* **Data listing**
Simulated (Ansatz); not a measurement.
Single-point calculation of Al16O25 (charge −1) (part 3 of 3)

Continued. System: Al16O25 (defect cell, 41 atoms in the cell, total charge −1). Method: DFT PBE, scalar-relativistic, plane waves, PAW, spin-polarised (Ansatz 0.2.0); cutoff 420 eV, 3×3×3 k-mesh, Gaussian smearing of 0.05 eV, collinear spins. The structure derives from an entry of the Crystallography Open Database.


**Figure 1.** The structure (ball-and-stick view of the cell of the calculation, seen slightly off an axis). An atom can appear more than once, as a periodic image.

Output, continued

* **Work instruction**
Transcribe every entry in the listing, word for word.

* **Exercise response**
Simulated (Ansatz); not a measurement.
Single-point calculation of Al16O25 (charge −1) (part 3 of 3)

Continued. System: Al16O25 (defect cell, 41 atoms in the cell, total charge −1). Method: DFT PBE, scalar-relativistic, plane waves, PAW, spin-polarised (Ansatz 0.2.0); cutoff 420 eV, 3×3×3 k-mesh, Gaussian smearing of 0.05 eV, collinear spins. The structure derives from an entry of the Crystallography Open Database.


**Figure 1.** The structure (ball-and-stick view of the cell of the calculation, seen slightly off an axis). An atom can appear more than once, as a periodic image.

Output, continued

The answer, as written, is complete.